ASSIGNED TASK. Copy word for word, please, the lines of the entries below running from the one containing "Q: What landscape does the calculation give?" to the one containing "1.42 | 1.82 |", both ends included.

======== ENTRIES SHOWN ========

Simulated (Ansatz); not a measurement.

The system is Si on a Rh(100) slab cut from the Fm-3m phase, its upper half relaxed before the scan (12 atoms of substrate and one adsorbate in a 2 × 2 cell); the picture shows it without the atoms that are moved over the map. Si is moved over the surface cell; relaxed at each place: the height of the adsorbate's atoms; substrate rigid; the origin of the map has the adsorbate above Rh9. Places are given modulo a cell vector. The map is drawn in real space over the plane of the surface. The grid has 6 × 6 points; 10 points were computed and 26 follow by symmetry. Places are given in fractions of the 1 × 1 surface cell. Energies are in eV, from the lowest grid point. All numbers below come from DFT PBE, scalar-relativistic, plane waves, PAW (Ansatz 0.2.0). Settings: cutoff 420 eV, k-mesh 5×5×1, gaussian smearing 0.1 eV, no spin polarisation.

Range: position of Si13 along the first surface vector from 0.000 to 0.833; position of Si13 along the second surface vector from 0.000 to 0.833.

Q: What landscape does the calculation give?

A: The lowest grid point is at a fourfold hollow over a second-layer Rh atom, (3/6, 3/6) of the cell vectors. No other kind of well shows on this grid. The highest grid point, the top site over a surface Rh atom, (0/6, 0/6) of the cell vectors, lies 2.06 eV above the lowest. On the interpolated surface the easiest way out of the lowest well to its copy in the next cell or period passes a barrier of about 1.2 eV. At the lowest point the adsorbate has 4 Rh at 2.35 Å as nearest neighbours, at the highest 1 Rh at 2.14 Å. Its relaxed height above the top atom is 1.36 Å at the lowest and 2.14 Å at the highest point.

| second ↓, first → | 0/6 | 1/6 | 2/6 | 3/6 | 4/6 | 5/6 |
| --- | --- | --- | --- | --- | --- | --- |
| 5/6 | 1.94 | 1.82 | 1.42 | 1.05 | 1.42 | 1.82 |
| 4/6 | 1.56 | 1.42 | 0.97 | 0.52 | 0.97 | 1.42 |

========

TASK OUTPUT.
Q: What landscape does the calculation give?

A: The lowest grid point is at a fourfold hollow over a second-layer Rh atom, (3/6, 3/6) of the cell vectors. No other kind of well shows on this grid. The highest grid point, the top site over a surface Rh atom, (0/6, 0/6) of the cell vectors, lies 2.06 eV above the lowest. On the interpolated surface the easiest way out of the lowest well to its copy in the next cell or period passes a barrier of about 1.2 eV. At the lowest point the adsorbate has 4 Rh at 2.35 Å as nearest neighbours, at the highest 1 Rh at 2.14 Å. Its relaxed height above the top atom is 1.36 Å at the lowest and 2.14 Å at the highest point.

| second ↓, first → | 0/6 | 1/6 | 2/6 | 3/6 | 4/6 | 5/6 |
| --- | --- | --- | --- | --- | --- | --- |
| 5/6 | 1.94 | 1.82 | 1.42 | 1.05 | 1.42 | 1.82 |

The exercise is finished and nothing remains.